ASSIGNMENT – Read the records and write them out again exactly.

RAW DATA –
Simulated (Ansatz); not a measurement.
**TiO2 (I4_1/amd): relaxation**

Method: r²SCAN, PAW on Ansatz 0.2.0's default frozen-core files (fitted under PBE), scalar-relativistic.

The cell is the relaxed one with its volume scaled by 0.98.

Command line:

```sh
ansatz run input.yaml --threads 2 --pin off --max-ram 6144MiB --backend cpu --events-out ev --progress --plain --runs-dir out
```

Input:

EXERCISE RESULT –
Simulated (Ansatz); not a measurement.
**TiO2 (I4_1/amd): relaxation**

Method: r²SCAN, PAW on Ansatz 0.2.0's default frozen-core files (fitted under PBE), scalar-relativistic.

The cell is the relaxed one with its volume scaled by 0.98.

Command line:

```sh
ansatz run input.yaml --threads 2 --pin off --max-ram 6144MiB --backend cpu --events-out ev --progress --plain --runs-dir out
```

Input:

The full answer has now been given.